···

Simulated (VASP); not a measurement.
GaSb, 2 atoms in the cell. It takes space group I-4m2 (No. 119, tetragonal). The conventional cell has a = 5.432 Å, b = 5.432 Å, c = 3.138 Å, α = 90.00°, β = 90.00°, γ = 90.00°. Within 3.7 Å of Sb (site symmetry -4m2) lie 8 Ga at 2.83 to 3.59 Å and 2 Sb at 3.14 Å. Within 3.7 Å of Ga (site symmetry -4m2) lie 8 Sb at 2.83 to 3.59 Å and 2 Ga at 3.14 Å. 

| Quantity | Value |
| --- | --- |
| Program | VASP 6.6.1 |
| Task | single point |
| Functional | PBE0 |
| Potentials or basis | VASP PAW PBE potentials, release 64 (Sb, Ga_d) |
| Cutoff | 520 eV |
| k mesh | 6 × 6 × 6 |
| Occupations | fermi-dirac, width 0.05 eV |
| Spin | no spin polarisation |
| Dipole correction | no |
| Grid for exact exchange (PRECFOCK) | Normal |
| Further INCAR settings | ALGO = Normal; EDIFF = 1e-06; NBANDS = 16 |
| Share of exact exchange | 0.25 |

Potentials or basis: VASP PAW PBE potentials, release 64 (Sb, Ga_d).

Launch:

···

• REQUIRED ACTION:
The records must be given again in full, exactly as they were written.

• ANSWER AREA:
Simulated (VASP); not a measurement.
GaSb, 2 atoms in the cell. It takes space group I-4m2 (No. 119, tetragonal). The conventional cell has a = 5.432 Å, b = 5.432 Å, c = 3.138 Å, α = 90.00°, β = 90.00°, γ = 90.00°. Within 3.7 Å of Sb (site symmetry -4m2) lie 8 Ga at 2.83 to 3.59 Å and 2 Sb at 3.14 Å. Within 3.7 Å of Ga (site symmetry -4m2) lie 8 Sb at 2.83 to 3.59 Å and 2 Ga at 3.14 Å. 

| Quantity | Value |
| --- | --- |
| Program | VASP 6.6.1 |
| Task | single point |
| Functional | PBE0 |
| Potentials or basis | VASP PAW PBE potentials, release 64 (Sb, Ga_d) |
| Cutoff | 520 eV |
| k mesh | 6 × 6 × 6 |
| Occupations | fermi-dirac, width 0.05 eV |
| Spin | no spin polarisation |
| Dipole correction | no |
| Grid for exact exchange (PRECFOCK) | Normal |
| Further INCAR settings | ALGO = Normal; EDIFF = 1e-06; NBANDS = 16 |
| Share of exact exchange | 0.25 |

Potentials or basis: VASP PAW PBE potentials, release 64 (Sb, Ga_d).

Launch:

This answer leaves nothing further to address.